> **Assigned task**: Your reply must consist of the data below, reproduced character for character.

> **Data provided**:
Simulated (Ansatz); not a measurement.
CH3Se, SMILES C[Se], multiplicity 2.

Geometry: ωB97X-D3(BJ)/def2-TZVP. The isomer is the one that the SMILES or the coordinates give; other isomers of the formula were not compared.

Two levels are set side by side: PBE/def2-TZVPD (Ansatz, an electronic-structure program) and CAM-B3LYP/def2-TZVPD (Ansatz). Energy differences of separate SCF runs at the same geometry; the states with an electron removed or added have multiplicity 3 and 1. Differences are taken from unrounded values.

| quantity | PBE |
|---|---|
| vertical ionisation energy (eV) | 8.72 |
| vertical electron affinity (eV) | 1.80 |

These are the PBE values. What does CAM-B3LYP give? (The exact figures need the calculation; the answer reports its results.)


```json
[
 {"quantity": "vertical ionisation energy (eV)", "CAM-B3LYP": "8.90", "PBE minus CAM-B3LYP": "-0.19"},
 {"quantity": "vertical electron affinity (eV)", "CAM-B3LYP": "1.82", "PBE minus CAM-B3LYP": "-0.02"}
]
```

> **Answer box**:
Simulated (Ansatz); not a measurement.
CH3Se, SMILES C[Se], multiplicity 2.

Geometry: ωB97X-D3(BJ)/def2-TZVP. The isomer is the one that the SMILES or the coordinates give; other isomers of the formula were not compared.

Two levels are set side by side: PBE/def2-TZVPD (Ansatz, an electronic-structure program) and CAM-B3LYP/def2-TZVPD (Ansatz). Energy differences of separate SCF runs at the same geometry; the states with an electron removed or added have multiplicity 3 and 1. Differences are taken from unrounded values.

| quantity | PBE |
|---|---|
| vertical ionisation energy (eV) | 8.72 |
| vertical electron affinity (eV) | 1.80 |

These are the PBE values. What does CAM-B3LYP give? (The exact figures need the calculation; the answer reports its results.)


```json
[
 {"quantity": "vertical ionisation energy (eV)", "CAM-B3LYP": "8.90", "PBE minus CAM-B3LYP": "-0.19"},
 {"quantity": "vertical electron affinity (eV)", "CAM-B3LYP": "1.82", "PBE minus CAM-B3LYP": "-0.02"}
]
```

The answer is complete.